▬▬▬
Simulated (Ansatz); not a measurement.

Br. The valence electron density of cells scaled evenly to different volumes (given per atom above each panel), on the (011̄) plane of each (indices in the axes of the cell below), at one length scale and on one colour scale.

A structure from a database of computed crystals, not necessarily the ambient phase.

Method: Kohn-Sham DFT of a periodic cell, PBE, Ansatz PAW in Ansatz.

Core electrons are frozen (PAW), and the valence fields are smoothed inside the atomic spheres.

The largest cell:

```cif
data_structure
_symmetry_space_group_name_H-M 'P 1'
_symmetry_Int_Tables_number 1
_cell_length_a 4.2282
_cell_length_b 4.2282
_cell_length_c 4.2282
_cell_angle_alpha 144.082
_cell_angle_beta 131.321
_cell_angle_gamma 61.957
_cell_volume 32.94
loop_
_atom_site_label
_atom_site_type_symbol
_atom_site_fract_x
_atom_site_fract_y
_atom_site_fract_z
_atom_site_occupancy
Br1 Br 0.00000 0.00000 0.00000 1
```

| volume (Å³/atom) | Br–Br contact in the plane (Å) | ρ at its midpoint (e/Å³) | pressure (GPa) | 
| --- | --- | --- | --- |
▬▬▬

REQUIRED ACTION: Copy out the entries. Change nothing.

ANSWER SPACE:
Simulated (Ansatz); not a measurement.

Br. The valence electron density of cells scaled evenly to different volumes (given per atom above each panel), on the (011̄) plane of each (indices in the axes of the cell below), at one length scale and on one colour scale.

A structure from a database of computed crystals, not necessarily the ambient phase.

Method: Kohn-Sham DFT of a periodic cell, PBE, Ansatz PAW in Ansatz.

Core electrons are frozen (PAW), and the valence fields are smoothed inside the atomic spheres.

The largest cell:

```cif
data_structure
_symmetry_space_group_name_H-M 'P 1'
_symmetry_Int_Tables_number 1
_cell_length_a 4.2282
_cell_length_b 4.2282
_cell_length_c 4.2282
_cell_angle_alpha 144.082
_cell_angle_beta 131.321
_cell_angle_gamma 61.957
_cell_volume 32.94
loop_
_atom_site_label
_atom_site_type_symbol
_atom_site_fract_x
_atom_site_fract_y
_atom_site_fract_z
_atom_site_occupancy
Br1 Br 0.00000 0.00000 0.00000 1
```

| volume (Å³/atom) | Br–Br contact in the plane (Å) | ρ at its midpoint (e/Å³) | pressure (GPa) | 
| --- | --- | --- | --- |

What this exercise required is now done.